◆ Extracted data:
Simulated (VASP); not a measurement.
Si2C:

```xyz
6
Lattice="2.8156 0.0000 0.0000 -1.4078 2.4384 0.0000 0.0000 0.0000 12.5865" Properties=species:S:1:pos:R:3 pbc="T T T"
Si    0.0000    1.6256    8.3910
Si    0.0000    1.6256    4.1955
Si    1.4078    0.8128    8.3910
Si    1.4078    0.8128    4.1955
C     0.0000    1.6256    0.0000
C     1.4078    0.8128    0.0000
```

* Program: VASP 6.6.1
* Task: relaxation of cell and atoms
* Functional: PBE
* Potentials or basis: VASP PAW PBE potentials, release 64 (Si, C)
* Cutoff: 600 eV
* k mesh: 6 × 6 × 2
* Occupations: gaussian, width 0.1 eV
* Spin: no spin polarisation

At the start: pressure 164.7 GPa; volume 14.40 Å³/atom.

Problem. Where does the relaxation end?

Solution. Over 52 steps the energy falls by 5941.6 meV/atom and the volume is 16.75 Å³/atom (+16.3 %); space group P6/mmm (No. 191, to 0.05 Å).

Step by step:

◆ Assignment:
Copy the lines of the listing exactly. Skip none.

◆ Exercise output:
Simulated (VASP); not a measurement.
Si2C:

```xyz
6
Lattice="2.8156 0.0000 0.0000 -1.4078 2.4384 0.0000 0.0000 0.0000 12.5865" Properties=species:S:1:pos:R:3 pbc="T T T"
Si    0.0000    1.6256    8.3910
Si    0.0000    1.6256    4.1955
Si    1.4078    0.8128    8.3910
Si    1.4078    0.8128    4.1955
C     0.0000    1.6256    0.0000
C     1.4078    0.8128    0.0000
```

* Program: VASP 6.6.1
* Task: relaxation of cell and atoms
* Functional: PBE
* Potentials or basis: VASP PAW PBE potentials, release 64 (Si, C)
* Cutoff: 600 eV
* k mesh: 6 × 6 × 2
* Occupations: gaussian, width 0.1 eV
* Spin: no spin polarisation

At the start: pressure 164.7 GPa; volume 14.40 Å³/atom.

Problem. Where does the relaxation end?

Solution. Over 52 steps the energy falls by 5941.6 meV/atom and the volume is 16.75 Å³/atom (+16.3 %); space group P6/mmm (No. 191, to 0.05 Å).

Step by step:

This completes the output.